(LISTED RECORDS Opens)
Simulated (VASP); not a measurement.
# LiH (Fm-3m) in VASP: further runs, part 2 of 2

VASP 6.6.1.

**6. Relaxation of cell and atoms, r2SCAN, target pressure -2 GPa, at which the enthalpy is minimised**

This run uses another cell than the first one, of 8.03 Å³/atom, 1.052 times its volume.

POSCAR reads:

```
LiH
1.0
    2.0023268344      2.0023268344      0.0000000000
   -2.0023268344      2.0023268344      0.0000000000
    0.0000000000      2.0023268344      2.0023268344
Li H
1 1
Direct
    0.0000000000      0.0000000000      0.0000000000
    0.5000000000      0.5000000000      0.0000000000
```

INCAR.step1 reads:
(LISTED RECORDS Closes)

• TASK ITEM: After reading the lines above, reproduce them all exactly.

• RESPONSE AREA:
Simulated (VASP); not a measurement.
# LiH (Fm-3m) in VASP: further runs, part 2 of 2

VASP 6.6.1.

**6. Relaxation of cell and atoms, r2SCAN, target pressure -2 GPa, at which the enthalpy is minimised**

This run uses another cell than the first one, of 8.03 Å³/atom, 1.052 times its volume.

POSCAR reads:

```
LiH
1.0
    2.0023268344      2.0023268344      0.0000000000
   -2.0023268344      2.0023268344      0.0000000000
    0.0000000000      2.0023268344      2.0023268344
Li H
1 1
Direct
    0.0000000000      0.0000000000      0.0000000000
    0.5000000000      0.5000000000      0.0000000000
```

INCAR.step1 reads:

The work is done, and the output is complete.